> [Provided data]
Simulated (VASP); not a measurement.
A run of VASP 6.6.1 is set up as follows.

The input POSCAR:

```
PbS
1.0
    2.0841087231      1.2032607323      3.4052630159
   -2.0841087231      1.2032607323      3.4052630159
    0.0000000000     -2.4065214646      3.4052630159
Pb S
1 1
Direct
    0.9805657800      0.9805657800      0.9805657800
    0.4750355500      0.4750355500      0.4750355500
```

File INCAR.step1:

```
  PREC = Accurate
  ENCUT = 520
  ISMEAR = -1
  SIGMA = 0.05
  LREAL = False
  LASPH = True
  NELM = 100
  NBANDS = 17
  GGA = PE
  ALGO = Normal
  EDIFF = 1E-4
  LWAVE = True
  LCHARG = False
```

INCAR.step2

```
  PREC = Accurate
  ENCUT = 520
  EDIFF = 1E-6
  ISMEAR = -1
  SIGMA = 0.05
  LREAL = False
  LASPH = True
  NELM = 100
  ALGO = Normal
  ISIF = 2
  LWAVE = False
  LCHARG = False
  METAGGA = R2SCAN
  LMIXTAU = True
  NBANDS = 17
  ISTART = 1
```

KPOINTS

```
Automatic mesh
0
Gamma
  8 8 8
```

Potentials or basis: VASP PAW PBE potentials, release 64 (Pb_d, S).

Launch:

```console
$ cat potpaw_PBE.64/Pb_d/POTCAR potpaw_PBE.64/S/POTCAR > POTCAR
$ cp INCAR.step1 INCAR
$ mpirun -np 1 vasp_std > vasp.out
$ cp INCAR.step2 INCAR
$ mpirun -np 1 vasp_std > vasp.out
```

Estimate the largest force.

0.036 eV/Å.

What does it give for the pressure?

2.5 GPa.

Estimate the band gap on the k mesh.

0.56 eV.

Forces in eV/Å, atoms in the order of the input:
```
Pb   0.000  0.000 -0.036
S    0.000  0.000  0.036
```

> [Requirement] Beginning with the line holding "Potentials or basis: VASP" and ending with the line holding "Estimate the largest force.", write out the stretch of material above exactly; add no further lines.

> [Answer section]
Potentials or basis: VASP PAW PBE potentials, release 64 (Pb_d, S).

Launch:

```console
$ cat potpaw_PBE.64/Pb_d/POTCAR potpaw_PBE.64/S/POTCAR > POTCAR
$ cp INCAR.step1 INCAR
$ mpirun -np 1 vasp_std > vasp.out
$ cp INCAR.step2 INCAR
$ mpirun -np 1 vasp_std > vasp.out
```

Estimate the largest force.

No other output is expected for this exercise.